*EXERCISE*. Return the records exactly, from the first line through the "Potentials or basis: VASP" line.

*DATA LISTING*.
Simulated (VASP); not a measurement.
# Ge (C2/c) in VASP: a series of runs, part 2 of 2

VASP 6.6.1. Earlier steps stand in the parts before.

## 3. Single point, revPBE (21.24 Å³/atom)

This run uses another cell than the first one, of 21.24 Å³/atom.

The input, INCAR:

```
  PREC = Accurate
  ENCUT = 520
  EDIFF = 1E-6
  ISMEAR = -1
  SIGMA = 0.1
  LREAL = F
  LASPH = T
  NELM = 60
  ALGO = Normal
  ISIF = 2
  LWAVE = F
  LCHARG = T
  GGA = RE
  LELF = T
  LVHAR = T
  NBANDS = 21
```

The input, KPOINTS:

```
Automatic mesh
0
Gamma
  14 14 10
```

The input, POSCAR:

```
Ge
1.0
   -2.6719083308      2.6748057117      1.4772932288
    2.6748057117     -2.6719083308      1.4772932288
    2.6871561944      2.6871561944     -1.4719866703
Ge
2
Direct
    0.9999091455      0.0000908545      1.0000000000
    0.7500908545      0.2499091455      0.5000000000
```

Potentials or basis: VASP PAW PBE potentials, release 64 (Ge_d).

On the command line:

*TASK OUTPUT*.
Simulated (VASP); not a measurement.
# Ge (C2/c) in VASP: a series of runs, part 2 of 2

VASP 6.6.1. Earlier steps stand in the parts before.

## 3. Single point, revPBE (21.24 Å³/atom)

This run uses another cell than the first one, of 21.24 Å³/atom.

The input, INCAR:

```
  PREC = Accurate
  ENCUT = 520
  EDIFF = 1E-6
  ISMEAR = -1
  SIGMA = 0.1
  LREAL = F
  LASPH = T
  NELM = 60
  ALGO = Normal
  ISIF = 2
  LWAVE = F
  LCHARG = T
  GGA = RE
  LELF = T
  LVHAR = T
  NBANDS = 21
```

The input, KPOINTS:

```
Automatic mesh
0
Gamma
  14 14 10
```

The input, POSCAR:

```
Ge
1.0
   -2.6719083308      2.6748057117      1.4772932288
    2.6748057117     -2.6719083308      1.4772932288
    2.6871561944      2.6871561944     -1.4719866703
Ge
2
Direct
    0.9999091455      0.0000908545      1.0000000000
    0.7500908545      0.2499091455      0.5000000000
```

Potentials or basis: VASP PAW PBE potentials, release 64 (Ge_d).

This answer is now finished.